AVAILABLE DATA:
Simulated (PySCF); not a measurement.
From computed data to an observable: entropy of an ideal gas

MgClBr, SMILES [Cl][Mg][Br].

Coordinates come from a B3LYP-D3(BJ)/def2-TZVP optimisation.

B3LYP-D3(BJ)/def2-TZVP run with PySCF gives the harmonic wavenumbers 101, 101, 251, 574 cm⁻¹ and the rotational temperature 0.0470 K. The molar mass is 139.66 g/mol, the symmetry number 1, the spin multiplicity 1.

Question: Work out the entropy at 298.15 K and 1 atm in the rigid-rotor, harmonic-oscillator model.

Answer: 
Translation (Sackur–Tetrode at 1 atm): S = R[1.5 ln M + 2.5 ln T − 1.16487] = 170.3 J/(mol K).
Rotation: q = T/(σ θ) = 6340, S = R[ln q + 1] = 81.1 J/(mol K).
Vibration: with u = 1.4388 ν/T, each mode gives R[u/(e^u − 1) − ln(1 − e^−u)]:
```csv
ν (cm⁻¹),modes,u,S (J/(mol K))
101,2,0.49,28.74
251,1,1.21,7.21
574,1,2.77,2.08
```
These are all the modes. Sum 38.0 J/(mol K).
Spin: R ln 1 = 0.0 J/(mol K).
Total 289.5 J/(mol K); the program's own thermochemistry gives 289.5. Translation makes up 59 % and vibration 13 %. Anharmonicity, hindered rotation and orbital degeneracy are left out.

ASSIGNED TASK: Reproduce the whole listing without changing anything.

WRITTEN ANSWER:
Simulated (PySCF); not a measurement.
From computed data to an observable: entropy of an ideal gas

MgClBr, SMILES [Cl][Mg][Br].

Coordinates come from a B3LYP-D3(BJ)/def2-TZVP optimisation.

B3LYP-D3(BJ)/def2-TZVP run with PySCF gives the harmonic wavenumbers 101, 101, 251, 574 cm⁻¹ and the rotational temperature 0.0470 K. The molar mass is 139.66 g/mol, the symmetry number 1, the spin multiplicity 1.

Question: Work out the entropy at 298.15 K and 1 atm in the rigid-rotor, harmonic-oscillator model.

Answer: 
Translation (Sackur–Tetrode at 1 atm): S = R[1.5 ln M + 2.5 ln T − 1.16487] = 170.3 J/(mol K).
Rotation: q = T/(σ θ) = 6340, S = R[ln q + 1] = 81.1 J/(mol K).
Vibration: with u = 1.4388 ν/T, each mode gives R[u/(e^u − 1) − ln(1 − e^−u)]:
```csv
ν (cm⁻¹),modes,u,S (J/(mol K))
101,2,0.49,28.74
251,1,1.21,7.21
574,1,2.77,2.08
```
These are all the modes. Sum 38.0 J/(mol K).
Spin: R ln 1 = 0.0 J/(mol K).
Total 289.5 J/(mol K); the program's own thermochemistry gives 289.5. Translation makes up 59 % and vibration 13 %. Anharmonicity, hindered rotation and orbital degeneracy are left out.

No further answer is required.